+---+

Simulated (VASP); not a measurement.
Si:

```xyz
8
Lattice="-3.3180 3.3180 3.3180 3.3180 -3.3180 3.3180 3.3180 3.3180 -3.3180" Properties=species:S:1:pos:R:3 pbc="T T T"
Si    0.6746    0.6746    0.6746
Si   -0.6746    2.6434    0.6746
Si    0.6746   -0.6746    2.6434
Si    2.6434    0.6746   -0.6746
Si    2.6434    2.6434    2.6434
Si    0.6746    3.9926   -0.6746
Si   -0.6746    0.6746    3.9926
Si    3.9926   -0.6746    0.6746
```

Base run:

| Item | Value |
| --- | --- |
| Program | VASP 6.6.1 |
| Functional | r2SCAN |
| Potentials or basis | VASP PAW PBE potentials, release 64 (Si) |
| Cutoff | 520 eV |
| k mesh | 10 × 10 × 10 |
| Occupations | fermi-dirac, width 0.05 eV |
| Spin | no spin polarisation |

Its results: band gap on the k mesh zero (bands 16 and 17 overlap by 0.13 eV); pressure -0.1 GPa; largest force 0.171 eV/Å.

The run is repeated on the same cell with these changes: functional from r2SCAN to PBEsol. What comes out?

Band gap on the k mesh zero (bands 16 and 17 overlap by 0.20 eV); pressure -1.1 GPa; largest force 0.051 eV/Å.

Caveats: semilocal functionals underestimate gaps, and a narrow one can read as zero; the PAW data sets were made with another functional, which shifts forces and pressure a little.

+---+

### Action item
For the listing above, print only the lines starting at the line containing "10 × 10 × 10 |" and ending at the line containing "force 0.051 eV/Å.", exactly, both included.

### Task response
| k mesh | 10 × 10 × 10 |
| Occupations | fermi-dirac, width 0.05 eV |
| Spin | no spin polarisation |

Its results: band gap on the k mesh zero (bands 16 and 17 overlap by 0.13 eV); pressure -0.1 GPa; largest force 0.171 eV/Å.

The run is repeated on the same cell with these changes: functional from r2SCAN to PBEsol. What comes out?

Band gap on the k mesh zero (bands 16 and 17 overlap by 0.20 eV); pressure -1.1 GPa; largest force 0.051 eV/Å.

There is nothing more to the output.